* **REQUIREMENT**: Each line of the entries, from the first to the line containing "1.8 | +0.11 |", is to be transcribed exactly as it stands; include no other lines.

* **LISTED RECORDS**:
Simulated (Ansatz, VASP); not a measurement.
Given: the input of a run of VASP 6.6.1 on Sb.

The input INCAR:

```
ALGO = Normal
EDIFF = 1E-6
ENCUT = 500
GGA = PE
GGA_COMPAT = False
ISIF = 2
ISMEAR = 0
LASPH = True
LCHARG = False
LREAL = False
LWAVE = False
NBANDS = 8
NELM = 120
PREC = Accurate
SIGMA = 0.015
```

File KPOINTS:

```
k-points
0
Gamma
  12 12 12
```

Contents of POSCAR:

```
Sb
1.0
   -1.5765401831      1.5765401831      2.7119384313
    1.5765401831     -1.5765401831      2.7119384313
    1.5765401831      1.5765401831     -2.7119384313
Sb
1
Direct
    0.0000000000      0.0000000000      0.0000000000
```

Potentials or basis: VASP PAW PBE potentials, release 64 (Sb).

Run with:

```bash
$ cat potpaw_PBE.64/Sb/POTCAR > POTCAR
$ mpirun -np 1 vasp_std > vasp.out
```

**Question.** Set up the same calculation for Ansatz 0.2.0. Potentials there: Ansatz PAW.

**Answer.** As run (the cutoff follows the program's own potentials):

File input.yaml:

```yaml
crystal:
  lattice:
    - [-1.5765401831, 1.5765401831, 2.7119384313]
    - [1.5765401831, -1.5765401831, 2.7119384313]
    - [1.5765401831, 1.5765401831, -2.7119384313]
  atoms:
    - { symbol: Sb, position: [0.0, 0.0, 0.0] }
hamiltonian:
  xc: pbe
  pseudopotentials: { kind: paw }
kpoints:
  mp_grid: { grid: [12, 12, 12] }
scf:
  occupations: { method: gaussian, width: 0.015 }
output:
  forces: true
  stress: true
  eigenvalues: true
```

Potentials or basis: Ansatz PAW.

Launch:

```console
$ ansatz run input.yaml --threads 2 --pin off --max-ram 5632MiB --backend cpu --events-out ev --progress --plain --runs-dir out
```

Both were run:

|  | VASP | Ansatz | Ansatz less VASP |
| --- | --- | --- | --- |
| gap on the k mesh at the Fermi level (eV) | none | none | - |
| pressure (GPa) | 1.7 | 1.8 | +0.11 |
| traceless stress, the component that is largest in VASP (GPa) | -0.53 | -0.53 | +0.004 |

* **EXERCISE RESPONSE**:
Simulated (Ansatz, VASP); not a measurement.
Given: the input of a run of VASP 6.6.1 on Sb.

The input INCAR:

```
ALGO = Normal
EDIFF = 1E-6
ENCUT = 500
GGA = PE
GGA_COMPAT = False
ISIF = 2
ISMEAR = 0
LASPH = True
LCHARG = False
LREAL = False
LWAVE = False
NBANDS = 8
NELM = 120
PREC = Accurate
SIGMA = 0.015
```

File KPOINTS:

```
k-points
0
Gamma
  12 12 12
```

Contents of POSCAR:

```
Sb
1.0
   -1.5765401831      1.5765401831      2.7119384313
    1.5765401831     -1.5765401831      2.7119384313
    1.5765401831      1.5765401831     -2.7119384313
Sb
1
Direct
    0.0000000000      0.0000000000      0.0000000000
```

Potentials or basis: VASP PAW PBE potentials, release 64 (Sb).

Run with:

```bash
$ cat potpaw_PBE.64/Sb/POTCAR > POTCAR
$ mpirun -np 1 vasp_std > vasp.out
```

**Question.** Set up the same calculation for Ansatz 0.2.0. Potentials there: Ansatz PAW.

**Answer.** As run (the cutoff follows the program's own potentials):

File input.yaml:

```yaml
crystal:
  lattice:
    - [-1.5765401831, 1.5765401831, 2.7119384313]
    - [1.5765401831, -1.5765401831, 2.7119384313]
    - [1.5765401831, 1.5765401831, -2.7119384313]
  atoms:
    - { symbol: Sb, position: [0.0, 0.0, 0.0] }
hamiltonian:
  xc: pbe
  pseudopotentials: { kind: paw }
kpoints:
  mp_grid: { grid: [12, 12, 12] }
scf:
  occupations: { method: gaussian, width: 0.015 }
output:
  forces: true
  stress: true
  eigenvalues: true
```

Potentials or basis: Ansatz PAW.

Launch:

```console
$ ansatz run input.yaml --threads 2 --pin off --max-ram 5632MiB --backend cpu --events-out ev --progress --plain --runs-dir out
```

Both were run:

|  | VASP | Ansatz | Ansatz less VASP |
| --- | --- | --- | --- |
| gap on the k mesh at the Fermi level (eV) | none | none | - |
| pressure (GPa) | 1.7 | 1.8 | +0.11 |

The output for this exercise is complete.